⟨

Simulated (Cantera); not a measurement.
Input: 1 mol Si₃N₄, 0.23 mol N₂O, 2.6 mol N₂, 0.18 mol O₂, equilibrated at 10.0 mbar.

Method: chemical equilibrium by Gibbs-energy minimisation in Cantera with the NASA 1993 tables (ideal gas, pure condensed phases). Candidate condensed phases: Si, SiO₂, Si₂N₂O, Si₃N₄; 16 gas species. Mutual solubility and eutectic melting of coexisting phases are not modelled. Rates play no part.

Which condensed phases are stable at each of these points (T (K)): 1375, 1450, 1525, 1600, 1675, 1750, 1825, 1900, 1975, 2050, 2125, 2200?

⟩

_Exercise_
Restate the records word for word, leaving nothing out.

_Exercise output_
Simulated (Cantera); not a measurement.
Input: 1 mol Si₃N₄, 0.23 mol N₂O, 2.6 mol N₂, 0.18 mol O₂, equilibrated at 10.0 mbar.

Method: chemical equilibrium by Gibbs-energy minimisation in Cantera with the NASA 1993 tables (ideal gas, pure condensed phases). Candidate condensed phases: Si, SiO₂, Si₂N₂O, Si₃N₄; 16 gas species. Mutual solubility and eutectic melting of coexisting phases are not modelled. Rates play no part.

Which condensed phases are stable at each of these points (T (K)): 1375, 1450, 1525, 1600, 1675, 1750, 1825, 1900, 1975, 2050, 2125, 2200?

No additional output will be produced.